REQUIREMENT
Write out the listing in full, matching it word for word.

SOURCE MATERIAL
___

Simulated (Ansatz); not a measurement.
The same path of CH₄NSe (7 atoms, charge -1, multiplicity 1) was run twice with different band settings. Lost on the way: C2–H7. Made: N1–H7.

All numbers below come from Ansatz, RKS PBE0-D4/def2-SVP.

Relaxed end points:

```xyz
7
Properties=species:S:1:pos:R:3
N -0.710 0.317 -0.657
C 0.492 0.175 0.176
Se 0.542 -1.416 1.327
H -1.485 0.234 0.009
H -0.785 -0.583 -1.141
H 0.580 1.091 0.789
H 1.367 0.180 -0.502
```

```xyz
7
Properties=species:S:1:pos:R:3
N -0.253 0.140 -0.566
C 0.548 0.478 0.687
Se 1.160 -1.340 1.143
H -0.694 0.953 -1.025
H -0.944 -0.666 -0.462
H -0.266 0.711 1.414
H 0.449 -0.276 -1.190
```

___

PROBLEM SOLUTION
Simulated (Ansatz); not a measurement.
The same path of CH₄NSe (7 atoms, charge -1, multiplicity 1) was run twice with different band settings. Lost on the way: C2–H7. Made: N1–H7.

All numbers below come from Ansatz, RKS PBE0-D4/def2-SVP.

Relaxed end points:

```xyz
7
Properties=species:S:1:pos:R:3
N -0.710 0.317 -0.657
C 0.492 0.175 0.176
Se 0.542 -1.416 1.327
H -1.485 0.234 0.009
H -0.785 -0.583 -1.141
H 0.580 1.091 0.789
H 1.367 0.180 -0.502
```

```xyz
7
Properties=species:S:1:pos:R:3
N -0.253 0.140 -0.566
C 0.548 0.478 0.687
Se 1.160 -1.340 1.143
H -0.694 0.953 -1.025
H -0.944 -0.666 -0.462
H -0.266 0.711 1.414
H 0.449 -0.276 -1.190
```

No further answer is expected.